* [Work instruction]:
After locating the line with "Problem. Predict a" in the data that follows, return it and every later line exactly, up to and including the line with "Point group C2v".

Given data START

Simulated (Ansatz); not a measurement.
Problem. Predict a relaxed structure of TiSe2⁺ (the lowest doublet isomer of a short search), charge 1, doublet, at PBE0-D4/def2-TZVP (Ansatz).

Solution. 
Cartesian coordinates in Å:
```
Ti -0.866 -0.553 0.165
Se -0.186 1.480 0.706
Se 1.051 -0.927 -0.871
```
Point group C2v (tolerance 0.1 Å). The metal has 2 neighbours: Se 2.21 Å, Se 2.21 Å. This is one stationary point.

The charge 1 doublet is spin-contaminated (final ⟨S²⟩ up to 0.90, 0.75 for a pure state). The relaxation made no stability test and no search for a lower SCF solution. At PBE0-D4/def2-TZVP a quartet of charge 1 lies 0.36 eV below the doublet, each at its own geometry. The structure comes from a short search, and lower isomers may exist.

Given data END

* [Exercise answer]:
Problem. Predict a relaxed structure of TiSe2⁺ (the lowest doublet isomer of a short search), charge 1, doublet, at PBE0-D4/def2-TZVP (Ansatz).

Solution. 
Cartesian coordinates in Å:
```
Ti -0.866 -0.553 0.165
Se -0.186 1.480 0.706
Se 1.051 -0.927 -0.871
```
Point group C2v (tolerance 0.1 Å). The metal has 2 neighbours: Se 2.21 Å, Se 2.21 Å. This is one stationary point.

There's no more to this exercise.